Reproduce exactly, and only, the lines running from the start of the entries below to the line containing "So far, slowest".

### MATERIAL SUPPLIED
◇ ◇ ◇
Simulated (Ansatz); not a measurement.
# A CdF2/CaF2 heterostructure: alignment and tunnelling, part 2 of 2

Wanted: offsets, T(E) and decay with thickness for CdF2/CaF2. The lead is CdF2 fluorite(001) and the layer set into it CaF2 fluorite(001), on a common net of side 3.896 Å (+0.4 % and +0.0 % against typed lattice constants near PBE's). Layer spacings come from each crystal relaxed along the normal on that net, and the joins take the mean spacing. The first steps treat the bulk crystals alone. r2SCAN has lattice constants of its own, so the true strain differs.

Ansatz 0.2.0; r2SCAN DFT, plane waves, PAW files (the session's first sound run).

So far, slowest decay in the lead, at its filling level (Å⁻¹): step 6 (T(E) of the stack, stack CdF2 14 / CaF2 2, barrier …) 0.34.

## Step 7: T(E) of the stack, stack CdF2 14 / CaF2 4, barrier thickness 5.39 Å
◇ ◇ ◇

### SOLUTION
Simulated (Ansatz); not a measurement.
# A CdF2/CaF2 heterostructure: alignment and tunnelling, part 2 of 2

Wanted: offsets, T(E) and decay with thickness for CdF2/CaF2. The lead is CdF2 fluorite(001) and the layer set into it CaF2 fluorite(001), on a common net of side 3.896 Å (+0.4 % and +0.0 % against typed lattice constants near PBE's). Layer spacings come from each crystal relaxed along the normal on that net, and the joins take the mean spacing. The first steps treat the bulk crystals alone. r2SCAN has lattice constants of its own, so the true strain differs.

Ansatz 0.2.0; r2SCAN DFT, plane waves, PAW files (the session's first sound run).

So far, slowest decay in the lead, at its filling level (Å⁻¹): step 6 (T(E) of the stack, stack CdF2 14 / CaF2 2, barrier …) 0.34.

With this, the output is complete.